» EXERCISE: Transcribe exactly the span of lines that begins the records and ends with the line holding "One ion pair, charges", both boundary lines included.

» PROVIDED RECORDS:
▬▬▬▬▬▬

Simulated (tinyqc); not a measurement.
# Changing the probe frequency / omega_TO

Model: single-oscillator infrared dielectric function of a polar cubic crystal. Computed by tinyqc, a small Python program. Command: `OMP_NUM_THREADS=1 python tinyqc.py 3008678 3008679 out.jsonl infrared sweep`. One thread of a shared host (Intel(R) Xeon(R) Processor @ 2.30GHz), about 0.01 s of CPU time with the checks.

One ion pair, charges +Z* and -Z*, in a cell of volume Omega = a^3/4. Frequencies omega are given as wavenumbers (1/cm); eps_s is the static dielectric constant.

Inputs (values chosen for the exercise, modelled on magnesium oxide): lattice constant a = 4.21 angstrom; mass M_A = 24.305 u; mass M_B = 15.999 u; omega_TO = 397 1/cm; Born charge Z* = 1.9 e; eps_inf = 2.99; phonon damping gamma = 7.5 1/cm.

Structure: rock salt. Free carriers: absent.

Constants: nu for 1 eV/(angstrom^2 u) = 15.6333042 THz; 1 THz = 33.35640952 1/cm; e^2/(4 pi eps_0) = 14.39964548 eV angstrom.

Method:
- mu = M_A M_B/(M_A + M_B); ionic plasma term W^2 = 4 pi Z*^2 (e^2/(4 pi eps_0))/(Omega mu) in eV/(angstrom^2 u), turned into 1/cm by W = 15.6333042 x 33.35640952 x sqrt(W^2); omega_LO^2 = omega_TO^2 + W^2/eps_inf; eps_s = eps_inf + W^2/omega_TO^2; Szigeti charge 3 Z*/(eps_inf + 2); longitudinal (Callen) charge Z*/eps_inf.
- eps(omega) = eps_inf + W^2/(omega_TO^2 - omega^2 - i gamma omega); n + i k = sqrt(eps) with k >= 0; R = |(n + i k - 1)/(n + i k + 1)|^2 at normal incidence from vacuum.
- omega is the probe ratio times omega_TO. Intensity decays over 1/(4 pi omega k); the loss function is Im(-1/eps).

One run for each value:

▬▬▬▬▬▬

» ANSWER SPACE:
Simulated (tinyqc); not a measurement.
# Changing the probe frequency / omega_TO

Model: single-oscillator infrared dielectric function of a polar cubic crystal. Computed by tinyqc, a small Python program. Command: `OMP_NUM_THREADS=1 python tinyqc.py 3008678 3008679 out.jsonl infrared sweep`. One thread of a shared host (Intel(R) Xeon(R) Processor @ 2.30GHz), about 0.01 s of CPU time with the checks.

One ion pair, charges +Z* and -Z*, in a cell of volume Omega = a^3/4. Frequencies omega are given as wavenumbers (1/cm); eps_s is the static dielectric constant.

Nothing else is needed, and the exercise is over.